= = = = = = =

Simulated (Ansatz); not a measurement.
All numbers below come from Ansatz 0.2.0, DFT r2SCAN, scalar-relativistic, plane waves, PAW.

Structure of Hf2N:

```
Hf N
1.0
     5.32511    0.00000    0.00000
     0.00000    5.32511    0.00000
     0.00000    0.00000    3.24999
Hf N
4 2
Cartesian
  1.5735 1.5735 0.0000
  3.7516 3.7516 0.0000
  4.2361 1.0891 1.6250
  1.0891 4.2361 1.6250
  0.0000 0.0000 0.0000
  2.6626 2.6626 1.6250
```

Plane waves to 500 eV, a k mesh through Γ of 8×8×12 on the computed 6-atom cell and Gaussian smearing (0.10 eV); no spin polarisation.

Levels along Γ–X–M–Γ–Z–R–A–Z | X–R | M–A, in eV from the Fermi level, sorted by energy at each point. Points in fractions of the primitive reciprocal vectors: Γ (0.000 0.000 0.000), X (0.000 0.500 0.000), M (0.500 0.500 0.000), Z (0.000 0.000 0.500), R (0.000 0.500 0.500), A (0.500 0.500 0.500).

= = = = = = =

◆ Exercise
Give back exactly what runs from the first line of the listing above to the line that contains "Plane waves to", keeping both end lines.

◆ Exercise result
Simulated (Ansatz); not a measurement.
All numbers below come from Ansatz 0.2.0, DFT r2SCAN, scalar-relativistic, plane waves, PAW.

Structure of Hf2N:

```
Hf N
1.0
     5.32511    0.00000    0.00000
     0.00000    5.32511    0.00000
     0.00000    0.00000    3.24999
Hf N
4 2
Cartesian
  1.5735 1.5735 0.0000
  3.7516 3.7516 0.0000
  4.2361 1.0891 1.6250
  1.0891 4.2361 1.6250
  0.0000 0.0000 0.0000
  2.6626 2.6626 1.6250
```

Plane waves to 500 eV, a k mesh through Γ of 8×8×12 on the computed 6-atom cell and Gaussian smearing (0.10 eV); no spin polarisation.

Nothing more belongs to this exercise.